+===+

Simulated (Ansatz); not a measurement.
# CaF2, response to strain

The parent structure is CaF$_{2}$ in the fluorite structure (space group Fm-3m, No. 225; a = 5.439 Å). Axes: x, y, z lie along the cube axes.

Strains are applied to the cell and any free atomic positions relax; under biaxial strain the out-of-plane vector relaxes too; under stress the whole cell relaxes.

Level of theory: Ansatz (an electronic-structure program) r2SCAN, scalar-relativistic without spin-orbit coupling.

+===+

Exercise
All of the data needs to be repeated exactly.

Result
Simulated (Ansatz); not a measurement.
# CaF2, response to strain

The parent structure is CaF$_{2}$ in the fluorite structure (space group Fm-3m, No. 225; a = 5.439 Å). Axes: x, y, z lie along the cube axes.

Strains are applied to the cell and any free atomic positions relax; under biaxial strain the out-of-plane vector relaxes too; under stress the whole cell relaxes.

Level of theory: Ansatz (an electronic-structure program) r2SCAN, scalar-relativistic without spin-orbit coupling.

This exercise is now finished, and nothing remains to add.